◆ **RECORD EXTRACTS**:
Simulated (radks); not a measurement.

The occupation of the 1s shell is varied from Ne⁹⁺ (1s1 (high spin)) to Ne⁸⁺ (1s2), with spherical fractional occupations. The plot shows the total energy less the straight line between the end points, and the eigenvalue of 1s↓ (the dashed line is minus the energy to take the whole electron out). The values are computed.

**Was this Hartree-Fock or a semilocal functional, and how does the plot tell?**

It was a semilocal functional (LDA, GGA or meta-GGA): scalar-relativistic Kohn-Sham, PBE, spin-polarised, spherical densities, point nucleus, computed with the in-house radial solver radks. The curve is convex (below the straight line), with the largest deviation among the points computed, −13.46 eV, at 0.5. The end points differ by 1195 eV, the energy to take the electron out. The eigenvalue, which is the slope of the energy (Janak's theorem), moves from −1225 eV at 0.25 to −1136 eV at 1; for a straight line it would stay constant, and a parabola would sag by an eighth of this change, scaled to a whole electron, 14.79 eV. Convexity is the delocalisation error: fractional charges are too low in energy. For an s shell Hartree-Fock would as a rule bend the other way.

◆ **WORK INSTRUCTION**: For this exercise, please copy exactly the lines of the material above from its first line through the line where "the plot tell?**" appears.

◆ **EXERCISE OUTPUT**:
Simulated (radks); not a measurement.

The occupation of the 1s shell is varied from Ne⁹⁺ (1s1 (high spin)) to Ne⁸⁺ (1s2), with spherical fractional occupations. The plot shows the total energy less the straight line between the end points, and the eigenvalue of 1s↓ (the dashed line is minus the energy to take the whole electron out). The values are computed.

**Was this Hartree-Fock or a semilocal functional, and how does the plot tell?**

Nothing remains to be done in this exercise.